▸ Data for analysis:
· · · · · · ·
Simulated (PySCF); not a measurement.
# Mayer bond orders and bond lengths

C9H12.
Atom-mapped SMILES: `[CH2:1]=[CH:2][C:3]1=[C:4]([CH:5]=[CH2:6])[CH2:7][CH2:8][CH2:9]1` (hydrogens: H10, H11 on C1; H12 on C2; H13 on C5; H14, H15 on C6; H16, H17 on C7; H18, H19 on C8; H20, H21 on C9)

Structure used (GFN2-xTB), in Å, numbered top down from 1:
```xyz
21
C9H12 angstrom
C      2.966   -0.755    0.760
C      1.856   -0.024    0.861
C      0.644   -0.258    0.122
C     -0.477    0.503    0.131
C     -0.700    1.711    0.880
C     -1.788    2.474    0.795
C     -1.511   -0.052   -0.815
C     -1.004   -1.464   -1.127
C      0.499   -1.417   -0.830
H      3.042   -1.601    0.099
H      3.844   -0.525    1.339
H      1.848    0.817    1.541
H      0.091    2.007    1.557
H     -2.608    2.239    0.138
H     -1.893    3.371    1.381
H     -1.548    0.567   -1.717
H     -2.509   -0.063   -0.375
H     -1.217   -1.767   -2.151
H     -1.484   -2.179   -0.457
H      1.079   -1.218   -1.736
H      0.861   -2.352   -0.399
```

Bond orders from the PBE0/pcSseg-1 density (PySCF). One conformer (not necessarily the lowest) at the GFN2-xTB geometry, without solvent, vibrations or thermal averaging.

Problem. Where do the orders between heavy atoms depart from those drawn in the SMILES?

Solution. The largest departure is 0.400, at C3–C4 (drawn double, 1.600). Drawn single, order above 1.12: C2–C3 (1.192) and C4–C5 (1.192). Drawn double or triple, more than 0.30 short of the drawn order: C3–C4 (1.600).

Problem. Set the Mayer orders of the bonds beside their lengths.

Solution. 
· · · · · · ·

▸ Task item:
Would you please write out, exactly and with no other lines, the stretch of the listing above from the line containing "Bond orders from" through the line containing "Problem. Set the"?

▸ Written answer:
Bond orders from the PBE0/pcSseg-1 density (PySCF). One conformer (not necessarily the lowest) at the GFN2-xTB geometry, without solvent, vibrations or thermal averaging.

Problem. Where do the orders between heavy atoms depart from those drawn in the SMILES?

Solution. The largest departure is 0.400, at C3–C4 (drawn double, 1.600). Drawn single, order above 1.12: C2–C3 (1.192) and C4–C5 (1.192). Drawn double or triple, more than 0.30 short of the drawn order: C3–C4 (1.600).

Problem. Set the Mayer orders of the bonds beside their lengths.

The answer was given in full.